=== Begin Enclosure ===

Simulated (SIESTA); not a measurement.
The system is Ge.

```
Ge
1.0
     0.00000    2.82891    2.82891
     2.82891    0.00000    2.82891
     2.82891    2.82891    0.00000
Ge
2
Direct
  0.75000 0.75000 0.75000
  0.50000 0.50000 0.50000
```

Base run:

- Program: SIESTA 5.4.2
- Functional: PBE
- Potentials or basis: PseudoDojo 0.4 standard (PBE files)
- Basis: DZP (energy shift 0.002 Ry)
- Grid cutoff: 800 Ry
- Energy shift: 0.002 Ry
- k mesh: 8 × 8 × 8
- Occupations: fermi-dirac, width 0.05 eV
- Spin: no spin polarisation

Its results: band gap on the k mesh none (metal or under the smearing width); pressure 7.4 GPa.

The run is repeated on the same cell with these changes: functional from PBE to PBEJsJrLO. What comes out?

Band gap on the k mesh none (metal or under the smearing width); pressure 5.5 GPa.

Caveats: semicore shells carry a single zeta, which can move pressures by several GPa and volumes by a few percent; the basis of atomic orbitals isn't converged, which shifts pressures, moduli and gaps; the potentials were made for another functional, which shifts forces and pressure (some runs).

=== End Enclosure ===

- **EXERCISE**
Copy every line of the listing above exactly.

- **EXERCISE OUTPUT**
Simulated (SIESTA); not a measurement.
The system is Ge.

```
Ge
1.0
     0.00000    2.82891    2.82891
     2.82891    0.00000    2.82891
     2.82891    2.82891    0.00000
Ge
2
Direct
  0.75000 0.75000 0.75000
  0.50000 0.50000 0.50000
```

Base run:

- Program: SIESTA 5.4.2
- Functional: PBE
- Potentials or basis: PseudoDojo 0.4 standard (PBE files)
- Basis: DZP (energy shift 0.002 Ry)
- Grid cutoff: 800 Ry
- Energy shift: 0.002 Ry
- k mesh: 8 × 8 × 8
- Occupations: fermi-dirac, width 0.05 eV
- Spin: no spin polarisation

Its results: band gap on the k mesh none (metal or under the smearing width); pressure 7.4 GPa.

The run is repeated on the same cell with these changes: functional from PBE to PBEJsJrLO. What comes out?

Band gap on the k mesh none (metal or under the smearing width); pressure 5.5 GPa.

Caveats: semicore shells carry a single zeta, which can move pressures by several GPa and volumes by a few percent; the basis of atomic orbitals isn't converged, which shifts pressures, moduli and gaps; the potentials were made for another functional, which shifts forces and pressure (some runs).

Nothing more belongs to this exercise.